# # # # # # #

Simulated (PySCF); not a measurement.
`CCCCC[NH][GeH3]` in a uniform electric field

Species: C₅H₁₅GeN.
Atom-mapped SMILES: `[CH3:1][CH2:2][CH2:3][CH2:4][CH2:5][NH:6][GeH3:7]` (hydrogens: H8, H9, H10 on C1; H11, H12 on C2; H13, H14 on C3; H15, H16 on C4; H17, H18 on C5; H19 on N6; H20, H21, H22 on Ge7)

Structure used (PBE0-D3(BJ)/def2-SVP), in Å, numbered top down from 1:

# # # # # # #

Copy out the data shown above in full. Match it exactly.

Simulated (PySCF); not a measurement.
`CCCCC[NH][GeH3]` in a uniform electric field

Species: C₅H₁₅GeN.
Atom-mapped SMILES: `[CH3:1][CH2:2][CH2:3][CH2:4][CH2:5][NH:6][GeH3:7]` (hydrogens: H8, H9, H10 on C1; H11, H12 on C2; H13, H14 on C3; H15, H16 on C4; H17, H18 on C5; H19 on N6; H20, H21, H22 on Ge7)

Structure used (PBE0-D3(BJ)/def2-SVP), in Å, numbered top down from 1:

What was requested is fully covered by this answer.